-- Required action --
Transcribe the lines from the start of the data below through the line with "Problem. Which bonds", word for word and nothing more.

Content starts

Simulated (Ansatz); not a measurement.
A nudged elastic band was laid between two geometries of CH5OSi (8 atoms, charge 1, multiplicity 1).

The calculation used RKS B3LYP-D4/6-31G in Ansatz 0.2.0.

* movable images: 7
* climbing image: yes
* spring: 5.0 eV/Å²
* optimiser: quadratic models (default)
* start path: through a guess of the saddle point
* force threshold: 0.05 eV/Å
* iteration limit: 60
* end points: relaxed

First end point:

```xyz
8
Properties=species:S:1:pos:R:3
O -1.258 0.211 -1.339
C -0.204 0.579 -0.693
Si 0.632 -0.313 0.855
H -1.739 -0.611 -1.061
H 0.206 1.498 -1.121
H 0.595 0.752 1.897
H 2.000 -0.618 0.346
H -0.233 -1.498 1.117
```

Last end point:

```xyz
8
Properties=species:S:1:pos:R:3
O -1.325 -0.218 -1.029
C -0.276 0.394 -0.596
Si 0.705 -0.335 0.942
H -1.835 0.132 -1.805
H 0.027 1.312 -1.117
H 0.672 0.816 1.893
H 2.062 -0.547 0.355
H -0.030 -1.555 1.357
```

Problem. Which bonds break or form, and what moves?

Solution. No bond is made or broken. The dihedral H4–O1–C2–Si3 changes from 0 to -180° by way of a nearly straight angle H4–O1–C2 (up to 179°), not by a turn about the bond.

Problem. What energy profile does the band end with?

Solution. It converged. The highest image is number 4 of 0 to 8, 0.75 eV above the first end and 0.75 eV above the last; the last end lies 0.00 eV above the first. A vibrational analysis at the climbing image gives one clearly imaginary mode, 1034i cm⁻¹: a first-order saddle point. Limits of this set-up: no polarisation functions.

Content ends

-- Exercise answer --
Simulated (Ansatz); not a measurement.
A nudged elastic band was laid between two geometries of CH5OSi (8 atoms, charge 1, multiplicity 1).

The calculation used RKS B3LYP-D4/6-31G in Ansatz 0.2.0.

* movable images: 7
* climbing image: yes
* spring: 5.0 eV/Å²
* optimiser: quadratic models (default)
* start path: through a guess of the saddle point
* force threshold: 0.05 eV/Å
* iteration limit: 60
* end points: relaxed

First end point:

```xyz
8
Properties=species:S:1:pos:R:3
O -1.258 0.211 -1.339
C -0.204 0.579 -0.693
Si 0.632 -0.313 0.855
H -1.739 -0.611 -1.061
H 0.206 1.498 -1.121
H 0.595 0.752 1.897
H 2.000 -0.618 0.346
H -0.233 -1.498 1.117
```

Last end point:

```xyz
8
Properties=species:S:1:pos:R:3
O -1.325 -0.218 -1.029
C -0.276 0.394 -0.596
Si 0.705 -0.335 0.942
H -1.835 0.132 -1.805
H 0.027 1.312 -1.117
H 0.672 0.816 1.893
H 2.062 -0.547 0.355
H -0.030 -1.555 1.357
```

Problem. Which bonds break or form, and what moves?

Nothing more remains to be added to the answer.